☆ ☆ ☆ ☆ ☆ ☆ ☆

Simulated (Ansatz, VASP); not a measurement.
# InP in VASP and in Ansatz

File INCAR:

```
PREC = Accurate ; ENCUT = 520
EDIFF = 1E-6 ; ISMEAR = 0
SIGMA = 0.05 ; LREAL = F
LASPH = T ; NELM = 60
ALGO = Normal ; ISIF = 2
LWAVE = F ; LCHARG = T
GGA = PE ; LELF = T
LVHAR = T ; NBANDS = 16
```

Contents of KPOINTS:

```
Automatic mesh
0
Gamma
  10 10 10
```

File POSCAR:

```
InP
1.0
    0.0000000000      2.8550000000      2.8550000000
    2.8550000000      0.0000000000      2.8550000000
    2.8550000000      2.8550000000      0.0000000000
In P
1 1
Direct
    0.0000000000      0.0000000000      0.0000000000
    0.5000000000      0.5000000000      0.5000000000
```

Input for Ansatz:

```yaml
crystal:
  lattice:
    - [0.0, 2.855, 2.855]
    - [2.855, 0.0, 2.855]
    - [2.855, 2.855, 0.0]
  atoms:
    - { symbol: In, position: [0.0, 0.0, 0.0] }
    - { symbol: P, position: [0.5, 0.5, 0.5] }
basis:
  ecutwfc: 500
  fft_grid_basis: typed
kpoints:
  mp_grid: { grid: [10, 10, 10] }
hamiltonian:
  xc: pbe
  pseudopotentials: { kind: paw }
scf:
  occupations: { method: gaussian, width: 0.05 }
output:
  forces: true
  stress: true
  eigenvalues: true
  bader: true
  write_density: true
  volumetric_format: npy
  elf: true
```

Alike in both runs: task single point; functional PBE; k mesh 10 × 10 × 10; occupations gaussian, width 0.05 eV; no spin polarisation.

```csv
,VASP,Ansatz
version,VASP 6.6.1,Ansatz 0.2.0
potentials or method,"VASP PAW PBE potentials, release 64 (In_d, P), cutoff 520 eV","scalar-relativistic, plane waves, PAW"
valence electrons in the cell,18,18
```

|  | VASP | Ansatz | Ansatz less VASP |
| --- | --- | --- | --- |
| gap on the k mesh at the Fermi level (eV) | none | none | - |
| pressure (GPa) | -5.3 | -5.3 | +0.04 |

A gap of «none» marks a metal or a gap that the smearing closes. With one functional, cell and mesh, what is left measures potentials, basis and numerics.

☆ ☆ ☆ ☆ ☆ ☆ ☆

Action item:
Through the line that holds "-5.3 | +0.04 |", repeat the material above exactly, starting at its first line.

Response box:
Simulated (Ansatz, VASP); not a measurement.
# InP in VASP and in Ansatz

File INCAR:

```
PREC = Accurate ; ENCUT = 520
EDIFF = 1E-6 ; ISMEAR = 0
SIGMA = 0.05 ; LREAL = F
LASPH = T ; NELM = 60
ALGO = Normal ; ISIF = 2
LWAVE = F ; LCHARG = T
GGA = PE ; LELF = T
LVHAR = T ; NBANDS = 16
```

Contents of KPOINTS:

```
Automatic mesh
0
Gamma
  10 10 10
```

File POSCAR:

```
InP
1.0
    0.0000000000      2.8550000000      2.8550000000
    2.8550000000      0.0000000000      2.8550000000
    2.8550000000      2.8550000000      0.0000000000
In P
1 1
Direct
    0.0000000000      0.0000000000      0.0000000000
    0.5000000000      0.5000000000      0.5000000000
```

Input for Ansatz:

```yaml
crystal:
  lattice:
    - [0.0, 2.855, 2.855]
    - [2.855, 0.0, 2.855]
    - [2.855, 2.855, 0.0]
  atoms:
    - { symbol: In, position: [0.0, 0.0, 0.0] }
    - { symbol: P, position: [0.5, 0.5, 0.5] }
basis:
  ecutwfc: 500
  fft_grid_basis: typed
kpoints:
  mp_grid: { grid: [10, 10, 10] }
hamiltonian:
  xc: pbe
  pseudopotentials: { kind: paw }
scf:
  occupations: { method: gaussian, width: 0.05 }
output:
  forces: true
  stress: true
  eigenvalues: true
  bader: true
  write_density: true
  volumetric_format: npy
  elf: true
```

Alike in both runs: task single point; functional PBE; k mesh 10 × 10 × 10; occupations gaussian, width 0.05 eV; no spin polarisation.

```csv
,VASP,Ansatz
version,VASP 6.6.1,Ansatz 0.2.0
potentials or method,"VASP PAW PBE potentials, release 64 (In_d, P), cutoff 520 eV","scalar-relativistic, plane waves, PAW"
valence electrons in the cell,18,18
```

|  | VASP | Ansatz | Ansatz less VASP |
| --- | --- | --- | --- |
| gap on the k mesh at the Fermi level (eV) | none | none | - |
| pressure (GPa) | -5.3 | -5.3 | +0.04 |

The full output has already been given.